=== Work request ===
Only the lines from the top of the data through the line containing "Gas-phase equilibrium of" should be duplicated, exactly as they appear.

=== Extracted entries ===
*** Begin section ***
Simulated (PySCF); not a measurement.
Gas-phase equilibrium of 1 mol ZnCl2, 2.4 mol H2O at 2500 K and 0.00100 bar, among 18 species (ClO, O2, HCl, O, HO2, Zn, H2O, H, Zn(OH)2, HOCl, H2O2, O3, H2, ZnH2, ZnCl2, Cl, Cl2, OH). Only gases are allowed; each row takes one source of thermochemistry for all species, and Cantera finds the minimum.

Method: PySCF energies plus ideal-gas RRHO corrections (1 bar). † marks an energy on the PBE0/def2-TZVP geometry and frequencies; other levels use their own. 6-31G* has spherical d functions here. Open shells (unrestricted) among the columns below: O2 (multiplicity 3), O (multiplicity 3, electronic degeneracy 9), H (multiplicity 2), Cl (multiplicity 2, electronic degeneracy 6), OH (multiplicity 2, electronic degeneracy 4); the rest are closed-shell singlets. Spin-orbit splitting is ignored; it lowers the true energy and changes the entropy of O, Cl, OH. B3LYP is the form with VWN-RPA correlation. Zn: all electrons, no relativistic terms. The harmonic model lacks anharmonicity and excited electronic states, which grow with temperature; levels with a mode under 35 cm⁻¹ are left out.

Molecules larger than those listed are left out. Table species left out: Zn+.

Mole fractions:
*** End section ***

=== Answer space ===
Simulated (PySCF); not a measurement.
Gas-phase equilibrium of 1 mol ZnCl2, 2.4 mol H2O at 2500 K and 0.00100 bar, among 18 species (ClO, O2, HCl, O, HO2, Zn, H2O, H, Zn(OH)2, HOCl, H2O2, O3, H2, ZnH2, ZnCl2, Cl, Cl2, OH). Only gases are allowed; each row takes one source of thermochemistry for all species, and Cantera finds the minimum.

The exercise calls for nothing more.